Every line of the data below needs to be reproduced exactly.

**** Information
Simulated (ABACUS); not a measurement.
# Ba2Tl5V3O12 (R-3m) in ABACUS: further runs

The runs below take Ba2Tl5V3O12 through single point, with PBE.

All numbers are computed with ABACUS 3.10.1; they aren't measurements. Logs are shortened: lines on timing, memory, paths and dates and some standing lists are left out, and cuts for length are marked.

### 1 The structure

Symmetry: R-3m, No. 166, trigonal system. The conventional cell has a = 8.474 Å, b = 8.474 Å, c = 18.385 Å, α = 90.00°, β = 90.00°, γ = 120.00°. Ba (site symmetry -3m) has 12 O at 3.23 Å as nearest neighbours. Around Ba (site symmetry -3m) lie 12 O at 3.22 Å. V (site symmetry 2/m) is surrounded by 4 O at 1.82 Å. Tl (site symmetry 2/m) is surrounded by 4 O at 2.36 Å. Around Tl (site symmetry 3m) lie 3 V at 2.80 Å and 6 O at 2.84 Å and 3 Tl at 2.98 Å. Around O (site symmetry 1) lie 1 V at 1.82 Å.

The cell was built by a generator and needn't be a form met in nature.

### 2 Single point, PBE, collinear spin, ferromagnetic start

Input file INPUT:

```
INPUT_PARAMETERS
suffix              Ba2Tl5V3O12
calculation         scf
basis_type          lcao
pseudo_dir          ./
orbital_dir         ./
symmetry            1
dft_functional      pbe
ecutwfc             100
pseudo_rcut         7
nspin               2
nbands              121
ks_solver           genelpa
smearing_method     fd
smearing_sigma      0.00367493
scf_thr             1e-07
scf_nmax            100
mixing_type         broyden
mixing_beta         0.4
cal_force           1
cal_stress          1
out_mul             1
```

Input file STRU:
********

_Expected answer_:
Simulated (ABACUS); not a measurement.
# Ba2Tl5V3O12 (R-3m) in ABACUS: further runs

The runs below take Ba2Tl5V3O12 through single point, with PBE.

All numbers are computed with ABACUS 3.10.1; they aren't measurements. Logs are shortened: lines on timing, memory, paths and dates and some standing lists are left out, and cuts for length are marked.

### 1 The structure

Symmetry: R-3m, No. 166, trigonal system. The conventional cell has a = 8.474 Å, b = 8.474 Å, c = 18.385 Å, α = 90.00°, β = 90.00°, γ = 120.00°. Ba (site symmetry -3m) has 12 O at 3.23 Å as nearest neighbours. Around Ba (site symmetry -3m) lie 12 O at 3.22 Å. V (site symmetry 2/m) is surrounded by 4 O at 1.82 Å. Tl (site symmetry 2/m) is surrounded by 4 O at 2.36 Å. Around Tl (site symmetry 3m) lie 3 V at 2.80 Å and 6 O at 2.84 Å and 3 Tl at 2.98 Å. Around O (site symmetry 1) lie 1 V at 1.82 Å.

The cell was built by a generator and needn't be a form met in nature.

### 2 Single point, PBE, collinear spin, ferromagnetic start

Input file INPUT:

```
INPUT_PARAMETERS
suffix              Ba2Tl5V3O12
calculation         scf
basis_type          lcao
pseudo_dir          ./
orbital_dir         ./
symmetry            1
dft_functional      pbe
ecutwfc             100
pseudo_rcut         7
nspin               2
nbands              121
ks_solver           genelpa
smearing_method     fd
smearing_sigma      0.00367493
scf_thr             1e-07
scf_nmax            100
mixing_type         broyden
mixing_beta         0.4
cal_force           1
cal_stress          1
out_mul             1
```

Input file STRU:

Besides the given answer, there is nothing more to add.